EXERCISE :: Every record is to be printed exactly as it appears.

────────────────────────────────────────
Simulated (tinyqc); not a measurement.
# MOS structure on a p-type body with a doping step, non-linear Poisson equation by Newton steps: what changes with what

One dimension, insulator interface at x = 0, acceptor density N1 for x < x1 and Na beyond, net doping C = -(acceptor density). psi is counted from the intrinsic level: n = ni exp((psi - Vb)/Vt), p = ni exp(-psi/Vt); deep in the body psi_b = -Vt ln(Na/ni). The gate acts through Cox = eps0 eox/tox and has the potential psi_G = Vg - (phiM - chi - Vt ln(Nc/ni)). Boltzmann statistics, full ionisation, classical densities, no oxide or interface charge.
────────────────────────────────────────

WRITTEN REPLY ::
Simulated (tinyqc); not a measurement.
# MOS structure on a p-type body with a doping step, non-linear Poisson equation by Newton steps: what changes with what

One dimension, insulator interface at x = 0, acceptor density N1 for x < x1 and Na beyond, net doping C = -(acceptor density). psi is counted from the intrinsic level: n = ni exp((psi - Vb)/Vt), p = ni exp(-psi/Vt); deep in the body psi_b = -Vt ln(Na/ni). The gate acts through Cox = eps0 eox/tox and has the potential psi_G = Vg - (phiM - chi - Vt ln(Nc/ni)). Boltzmann statistics, full ionisation, classical densities, no oxide or interface charge.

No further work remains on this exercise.